DATASET EXCERPTS:
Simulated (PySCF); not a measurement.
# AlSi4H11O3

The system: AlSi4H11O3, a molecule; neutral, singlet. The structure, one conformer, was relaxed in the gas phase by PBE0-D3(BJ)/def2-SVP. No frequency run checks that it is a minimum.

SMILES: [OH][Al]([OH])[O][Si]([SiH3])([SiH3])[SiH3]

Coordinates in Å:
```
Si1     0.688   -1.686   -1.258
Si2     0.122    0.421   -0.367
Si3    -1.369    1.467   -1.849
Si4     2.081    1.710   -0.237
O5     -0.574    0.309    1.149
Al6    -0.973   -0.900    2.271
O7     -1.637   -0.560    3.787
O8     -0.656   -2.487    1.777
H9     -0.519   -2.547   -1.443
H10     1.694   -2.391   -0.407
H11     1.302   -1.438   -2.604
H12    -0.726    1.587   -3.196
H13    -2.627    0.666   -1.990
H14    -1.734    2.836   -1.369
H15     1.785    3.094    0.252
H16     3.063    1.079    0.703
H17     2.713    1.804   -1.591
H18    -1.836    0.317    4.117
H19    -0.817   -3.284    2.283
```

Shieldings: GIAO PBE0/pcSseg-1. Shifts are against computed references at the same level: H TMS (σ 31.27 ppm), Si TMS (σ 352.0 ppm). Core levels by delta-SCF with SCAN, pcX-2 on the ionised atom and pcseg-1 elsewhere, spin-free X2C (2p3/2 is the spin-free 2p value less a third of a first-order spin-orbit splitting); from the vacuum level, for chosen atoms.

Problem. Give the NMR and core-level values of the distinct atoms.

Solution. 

ACTION ITEM: Lines from the top of the data above through the line with "Problem. Give the", both ends included: copy them exactly, nothing more.

TASK RESULT:
Simulated (PySCF); not a measurement.
# AlSi4H11O3

The system: AlSi4H11O3, a molecule; neutral, singlet. The structure, one conformer, was relaxed in the gas phase by PBE0-D3(BJ)/def2-SVP. No frequency run checks that it is a minimum.

SMILES: [OH][Al]([OH])[O][Si]([SiH3])([SiH3])[SiH3]

Coordinates in Å:
```
Si1     0.688   -1.686   -1.258
Si2     0.122    0.421   -0.367
Si3    -1.369    1.467   -1.849
Si4     2.081    1.710   -0.237
O5     -0.574    0.309    1.149
Al6    -0.973   -0.900    2.271
O7     -1.637   -0.560    3.787
O8     -0.656   -2.487    1.777
H9     -0.519   -2.547   -1.443
H10     1.694   -2.391   -0.407
H11     1.302   -1.438   -2.604
H12    -0.726    1.587   -3.196
H13    -2.627    0.666   -1.990
H14    -1.734    2.836   -1.369
H15     1.785    3.094    0.252
H16     3.063    1.079    0.703
H17     2.713    1.804   -1.591
H18    -1.836    0.317    4.117
H19    -0.817   -3.284    2.283
```

Shieldings: GIAO PBE0/pcSseg-1. Shifts are against computed references at the same level: H TMS (σ 31.27 ppm), Si TMS (σ 352.0 ppm). Core levels by delta-SCF with SCAN, pcX-2 on the ionised atom and pcseg-1 elsewhere, spin-free X2C (2p3/2 is the spin-free 2p value less a third of a first-order spin-orbit splitting); from the vacuum level, for chosen atoms.

Problem. Give the NMR and core-level values of the distinct atoms.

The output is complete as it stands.